> STORED DATA:
..........
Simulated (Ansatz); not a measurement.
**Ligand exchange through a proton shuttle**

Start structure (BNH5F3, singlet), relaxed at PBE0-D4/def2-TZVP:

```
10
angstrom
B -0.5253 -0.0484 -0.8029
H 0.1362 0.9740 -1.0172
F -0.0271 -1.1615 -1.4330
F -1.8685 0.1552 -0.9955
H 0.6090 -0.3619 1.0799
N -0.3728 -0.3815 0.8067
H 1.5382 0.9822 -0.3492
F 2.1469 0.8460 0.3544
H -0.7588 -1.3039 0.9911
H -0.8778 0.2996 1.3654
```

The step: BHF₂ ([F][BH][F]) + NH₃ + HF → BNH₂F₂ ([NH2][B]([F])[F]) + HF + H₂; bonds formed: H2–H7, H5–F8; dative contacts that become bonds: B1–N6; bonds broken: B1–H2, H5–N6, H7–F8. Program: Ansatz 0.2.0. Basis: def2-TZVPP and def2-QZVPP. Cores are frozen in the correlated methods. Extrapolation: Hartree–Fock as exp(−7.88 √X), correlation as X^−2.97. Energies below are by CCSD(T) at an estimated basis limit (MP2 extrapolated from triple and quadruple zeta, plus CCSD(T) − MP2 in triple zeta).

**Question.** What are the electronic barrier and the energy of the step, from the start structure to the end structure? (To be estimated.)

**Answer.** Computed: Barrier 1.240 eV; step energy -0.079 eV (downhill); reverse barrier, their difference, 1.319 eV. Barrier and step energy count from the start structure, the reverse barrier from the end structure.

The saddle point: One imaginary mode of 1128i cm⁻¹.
..........

> EXERCISE: The full set of records must be output again exactly.

> YOUR SOLUTION:
Simulated (Ansatz); not a measurement.
**Ligand exchange through a proton shuttle**

Start structure (BNH5F3, singlet), relaxed at PBE0-D4/def2-TZVP:

```
10
angstrom
B -0.5253 -0.0484 -0.8029
H 0.1362 0.9740 -1.0172
F -0.0271 -1.1615 -1.4330
F -1.8685 0.1552 -0.9955
H 0.6090 -0.3619 1.0799
N -0.3728 -0.3815 0.8067
H 1.5382 0.9822 -0.3492
F 2.1469 0.8460 0.3544
H -0.7588 -1.3039 0.9911
H -0.8778 0.2996 1.3654
```

The step: BHF₂ ([F][BH][F]) + NH₃ + HF → BNH₂F₂ ([NH2][B]([F])[F]) + HF + H₂; bonds formed: H2–H7, H5–F8; dative contacts that become bonds: B1–N6; bonds broken: B1–H2, H5–N6, H7–F8. Program: Ansatz 0.2.0. Basis: def2-TZVPP and def2-QZVPP. Cores are frozen in the correlated methods. Extrapolation: Hartree–Fock as exp(−7.88 √X), correlation as X^−2.97. Energies below are by CCSD(T) at an estimated basis limit (MP2 extrapolated from triple and quadruple zeta, plus CCSD(T) − MP2 in triple zeta).

**Question.** What are the electronic barrier and the energy of the step, from the start structure to the end structure? (To be estimated.)

**Answer.** Computed: Barrier 1.240 eV; step energy -0.079 eV (downhill); reverse barrier, their difference, 1.319 eV. Barrier and step energy count from the start structure, the reverse barrier from the end structure.

The saddle point: One imaginary mode of 1128i cm⁻¹.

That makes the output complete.